**ASSIGNED TASK**
Send back all of the records, each one exactly as written.

**RECORD EXTRACTS**
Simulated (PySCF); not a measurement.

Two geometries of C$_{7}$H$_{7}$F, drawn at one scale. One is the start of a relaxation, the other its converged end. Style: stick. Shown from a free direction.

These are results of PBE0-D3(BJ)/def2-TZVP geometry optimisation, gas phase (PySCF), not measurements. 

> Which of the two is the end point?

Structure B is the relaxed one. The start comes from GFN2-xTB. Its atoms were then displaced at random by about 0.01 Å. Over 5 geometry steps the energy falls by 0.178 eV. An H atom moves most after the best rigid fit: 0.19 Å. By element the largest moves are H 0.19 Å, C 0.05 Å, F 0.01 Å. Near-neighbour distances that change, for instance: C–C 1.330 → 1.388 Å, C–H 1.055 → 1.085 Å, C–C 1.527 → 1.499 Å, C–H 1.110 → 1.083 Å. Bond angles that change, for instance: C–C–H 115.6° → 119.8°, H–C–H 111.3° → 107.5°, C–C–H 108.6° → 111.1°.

**ANSWER BOX**
Simulated (PySCF); not a measurement.

Two geometries of C$_{7}$H$_{7}$F, drawn at one scale. One is the start of a relaxation, the other its converged end. Style: stick. Shown from a free direction.

These are results of PBE0-D3(BJ)/def2-TZVP geometry optimisation, gas phase (PySCF), not measurements. 

> Which of the two is the end point?

Structure B is the relaxed one. The start comes from GFN2-xTB. Its atoms were then displaced at random by about 0.01 Å. Over 5 geometry steps the energy falls by 0.178 eV. An H atom moves most after the best rigid fit: 0.19 Å. By element the largest moves are H 0.19 Å, C 0.05 Å, F 0.01 Å. Near-neighbour distances that change, for instance: C–C 1.330 → 1.388 Å, C–H 1.055 → 1.085 Å, C–C 1.527 → 1.499 Å, C–H 1.110 → 1.083 Å. Bond angles that change, for instance: C–C–H 115.6° → 119.8°, H–C–H 111.3° → 107.5°, C–C–H 108.6° → 111.1°.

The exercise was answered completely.